== Data under study

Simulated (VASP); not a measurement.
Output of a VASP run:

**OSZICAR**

====

Nothing but the lines from the top of the entries above through the line with "Output of a" should be set down, each exactly as written.

Simulated (VASP); not a measurement.
Output of a VASP run:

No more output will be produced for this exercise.